» Activity
Beginning with the first line below, please restate each line exactly, down to and including the line containing "## 1. Starting point".

(Material provided begins)

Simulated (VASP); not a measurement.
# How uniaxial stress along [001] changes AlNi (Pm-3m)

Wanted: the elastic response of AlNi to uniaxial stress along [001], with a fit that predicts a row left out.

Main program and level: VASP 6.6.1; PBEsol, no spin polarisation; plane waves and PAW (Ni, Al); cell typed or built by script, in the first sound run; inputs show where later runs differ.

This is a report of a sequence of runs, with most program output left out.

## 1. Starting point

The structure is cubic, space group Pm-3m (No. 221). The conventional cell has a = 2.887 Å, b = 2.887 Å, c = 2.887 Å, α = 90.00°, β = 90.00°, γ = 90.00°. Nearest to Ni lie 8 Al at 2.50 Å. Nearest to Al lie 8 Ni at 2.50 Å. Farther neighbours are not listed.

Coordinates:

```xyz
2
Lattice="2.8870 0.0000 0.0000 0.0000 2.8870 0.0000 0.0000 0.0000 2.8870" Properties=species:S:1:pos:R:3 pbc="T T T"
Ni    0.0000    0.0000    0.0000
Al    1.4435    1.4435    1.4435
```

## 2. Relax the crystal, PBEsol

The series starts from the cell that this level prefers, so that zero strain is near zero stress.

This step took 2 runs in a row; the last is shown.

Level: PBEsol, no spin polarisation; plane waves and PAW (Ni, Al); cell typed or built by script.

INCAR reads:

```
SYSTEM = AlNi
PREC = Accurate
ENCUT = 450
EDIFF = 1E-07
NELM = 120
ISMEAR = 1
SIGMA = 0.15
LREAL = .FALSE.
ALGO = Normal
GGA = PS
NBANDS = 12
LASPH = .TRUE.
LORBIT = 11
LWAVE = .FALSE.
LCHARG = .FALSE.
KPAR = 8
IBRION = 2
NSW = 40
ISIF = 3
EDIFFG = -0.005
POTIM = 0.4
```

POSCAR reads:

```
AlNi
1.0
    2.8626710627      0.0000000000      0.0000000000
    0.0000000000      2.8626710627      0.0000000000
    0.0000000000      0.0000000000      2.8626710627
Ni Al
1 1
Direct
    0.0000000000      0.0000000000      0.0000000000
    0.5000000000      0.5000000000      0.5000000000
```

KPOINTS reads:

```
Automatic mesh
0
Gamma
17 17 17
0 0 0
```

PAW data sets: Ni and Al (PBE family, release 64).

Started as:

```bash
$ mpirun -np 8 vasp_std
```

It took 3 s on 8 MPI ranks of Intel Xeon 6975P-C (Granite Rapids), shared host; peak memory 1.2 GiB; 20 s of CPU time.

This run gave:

(Material provided ends)

» Written response
Simulated (VASP); not a measurement.
# How uniaxial stress along [001] changes AlNi (Pm-3m)

Wanted: the elastic response of AlNi to uniaxial stress along [001], with a fit that predicts a row left out.

Main program and level: VASP 6.6.1; PBEsol, no spin polarisation; plane waves and PAW (Ni, Al); cell typed or built by script, in the first sound run; inputs show where later runs differ.

This is a report of a sequence of runs, with most program output left out.

## 1. Starting point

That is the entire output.